• Activity:
Each entry has to be reproduced in full, exactly as given.

• Provided information:
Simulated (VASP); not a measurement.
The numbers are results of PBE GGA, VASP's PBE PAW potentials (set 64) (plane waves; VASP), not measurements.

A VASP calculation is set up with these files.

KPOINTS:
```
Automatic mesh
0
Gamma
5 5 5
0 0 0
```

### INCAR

• Answer box:
Simulated (VASP); not a measurement.
The numbers are results of PBE GGA, VASP's PBE PAW potentials (set 64) (plane waves; VASP), not measurements.

A VASP calculation is set up with these files.

KPOINTS:
```
Automatic mesh
0
Gamma
5 5 5
0 0 0
```

### INCAR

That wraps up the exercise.